• Action item
A word-for-word copy of the whole listing is required.

═══ Dataset ═══
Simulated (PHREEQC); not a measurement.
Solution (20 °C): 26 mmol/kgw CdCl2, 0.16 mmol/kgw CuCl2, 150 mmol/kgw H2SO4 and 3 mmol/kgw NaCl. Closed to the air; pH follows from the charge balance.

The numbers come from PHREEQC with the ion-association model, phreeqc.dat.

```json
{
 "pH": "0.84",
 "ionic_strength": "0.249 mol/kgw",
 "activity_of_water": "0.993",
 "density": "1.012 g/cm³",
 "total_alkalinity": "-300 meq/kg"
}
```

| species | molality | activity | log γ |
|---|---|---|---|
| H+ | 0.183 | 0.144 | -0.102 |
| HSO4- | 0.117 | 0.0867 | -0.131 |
═══

• Answer box
Simulated (PHREEQC); not a measurement.
Solution (20 °C): 26 mmol/kgw CdCl2, 0.16 mmol/kgw CuCl2, 150 mmol/kgw H2SO4 and 3 mmol/kgw NaCl. Closed to the air; pH follows from the charge balance.

The numbers come from PHREEQC with the ion-association model, phreeqc.dat.

```json
{
 "pH": "0.84",
 "ionic_strength": "0.249 mol/kgw",
 "activity_of_water": "0.993",
 "density": "1.012 g/cm³",
 "total_alkalinity": "-300 meq/kg"
}
```

| species | molality | activity | log γ |
|---|---|---|---|
| H+ | 0.183 | 0.144 | -0.102 |
| HSO4- | 0.117 | 0.0867 | -0.131 |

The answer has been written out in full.